### Provided records
+++
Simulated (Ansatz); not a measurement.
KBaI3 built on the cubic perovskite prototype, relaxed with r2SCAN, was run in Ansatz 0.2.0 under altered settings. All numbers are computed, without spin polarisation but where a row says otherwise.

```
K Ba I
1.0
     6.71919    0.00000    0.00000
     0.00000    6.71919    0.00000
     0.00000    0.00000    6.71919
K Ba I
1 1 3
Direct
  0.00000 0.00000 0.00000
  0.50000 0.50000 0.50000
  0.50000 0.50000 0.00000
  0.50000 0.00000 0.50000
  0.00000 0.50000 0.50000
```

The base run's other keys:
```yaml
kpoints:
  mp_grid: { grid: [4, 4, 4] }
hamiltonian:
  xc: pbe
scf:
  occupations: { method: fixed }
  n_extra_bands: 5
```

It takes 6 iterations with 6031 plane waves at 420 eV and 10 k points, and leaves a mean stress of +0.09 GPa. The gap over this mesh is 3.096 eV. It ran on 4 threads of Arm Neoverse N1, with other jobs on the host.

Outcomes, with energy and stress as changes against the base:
+++

### Task item
Each line from the top of the records through the one with "It takes 6 iterations" should be returned exactly. Leave out everything else.

### Answer section
Simulated (Ansatz); not a measurement.
KBaI3 built on the cubic perovskite prototype, relaxed with r2SCAN, was run in Ansatz 0.2.0 under altered settings. All numbers are computed, without spin polarisation but where a row says otherwise.

```
K Ba I
1.0
     6.71919    0.00000    0.00000
     0.00000    6.71919    0.00000
     0.00000    0.00000    6.71919
K Ba I
1 1 3
Direct
  0.00000 0.00000 0.00000
  0.50000 0.50000 0.50000
  0.50000 0.50000 0.00000
  0.50000 0.00000 0.50000
  0.00000 0.50000 0.50000
```

The base run's other keys:
```yaml
kpoints:
  mp_grid: { grid: [4, 4, 4] }
hamiltonian:
  xc: pbe
scf:
  occupations: { method: fixed }
  n_extra_bands: 5
```

It takes 6 iterations with 6031 plane waves at 420 eV and 10 k points, and leaves a mean stress of +0.09 GPa. The gap over this mesh is 3.096 eV. It ran on 4 threads of Arm Neoverse N1, with other jobs on the host.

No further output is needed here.